========================================
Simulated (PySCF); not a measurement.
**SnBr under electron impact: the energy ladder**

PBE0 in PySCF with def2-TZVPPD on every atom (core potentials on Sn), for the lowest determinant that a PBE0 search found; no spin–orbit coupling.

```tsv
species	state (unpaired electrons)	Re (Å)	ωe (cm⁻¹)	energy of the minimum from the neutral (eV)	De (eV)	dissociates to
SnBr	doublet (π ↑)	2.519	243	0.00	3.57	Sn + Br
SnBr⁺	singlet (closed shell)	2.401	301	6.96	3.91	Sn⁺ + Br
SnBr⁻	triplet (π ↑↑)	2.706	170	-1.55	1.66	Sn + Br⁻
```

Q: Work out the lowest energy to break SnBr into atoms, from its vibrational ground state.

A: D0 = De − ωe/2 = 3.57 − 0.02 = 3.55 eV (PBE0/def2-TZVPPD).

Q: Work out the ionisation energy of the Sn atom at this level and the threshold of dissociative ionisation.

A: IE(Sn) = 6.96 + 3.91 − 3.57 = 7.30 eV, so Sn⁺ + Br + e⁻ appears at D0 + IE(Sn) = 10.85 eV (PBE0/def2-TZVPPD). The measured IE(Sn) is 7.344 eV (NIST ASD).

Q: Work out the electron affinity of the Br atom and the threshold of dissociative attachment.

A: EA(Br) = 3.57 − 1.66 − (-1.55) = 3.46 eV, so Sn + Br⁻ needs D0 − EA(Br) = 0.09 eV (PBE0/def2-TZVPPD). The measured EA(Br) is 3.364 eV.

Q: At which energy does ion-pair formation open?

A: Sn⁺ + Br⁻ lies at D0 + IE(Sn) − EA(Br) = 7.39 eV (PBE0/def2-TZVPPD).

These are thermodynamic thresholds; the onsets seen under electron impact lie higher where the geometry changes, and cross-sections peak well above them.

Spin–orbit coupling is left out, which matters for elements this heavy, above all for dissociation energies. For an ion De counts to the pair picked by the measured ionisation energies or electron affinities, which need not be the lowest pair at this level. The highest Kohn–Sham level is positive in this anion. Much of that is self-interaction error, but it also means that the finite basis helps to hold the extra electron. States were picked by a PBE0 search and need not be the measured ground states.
========================================

* WORK TASK: Retype only this range exactly: the first line of the data through the line where "A: Sn⁺ + Br⁻" appears.

* TASK SOLUTION:
Simulated (PySCF); not a measurement.
**SnBr under electron impact: the energy ladder**

PBE0 in PySCF with def2-TZVPPD on every atom (core potentials on Sn), for the lowest determinant that a PBE0 search found; no spin–orbit coupling.

```tsv
species	state (unpaired electrons)	Re (Å)	ωe (cm⁻¹)	energy of the minimum from the neutral (eV)	De (eV)	dissociates to
SnBr	doublet (π ↑)	2.519	243	0.00	3.57	Sn + Br
SnBr⁺	singlet (closed shell)	2.401	301	6.96	3.91	Sn⁺ + Br
SnBr⁻	triplet (π ↑↑)	2.706	170	-1.55	1.66	Sn + Br⁻
```

Q: Work out the lowest energy to break SnBr into atoms, from its vibrational ground state.

A: D0 = De − ωe/2 = 3.57 − 0.02 = 3.55 eV (PBE0/def2-TZVPPD).

Q: Work out the ionisation energy of the Sn atom at this level and the threshold of dissociative ionisation.

A: IE(Sn) = 6.96 + 3.91 − 3.57 = 7.30 eV, so Sn⁺ + Br + e⁻ appears at D0 + IE(Sn) = 10.85 eV (PBE0/def2-TZVPPD). The measured IE(Sn) is 7.344 eV (NIST ASD).

Q: Work out the electron affinity of the Br atom and the threshold of dissociative attachment.

A: EA(Br) = 3.57 − 1.66 − (-1.55) = 3.46 eV, so Sn + Br⁻ needs D0 − EA(Br) = 0.09 eV (PBE0/def2-TZVPPD). The measured EA(Br) is 3.364 eV.

Q: At which energy does ion-pair formation open?

A: Sn⁺ + Br⁻ lies at D0 + IE(Sn) − EA(Br) = 7.39 eV (PBE0/def2-TZVPPD).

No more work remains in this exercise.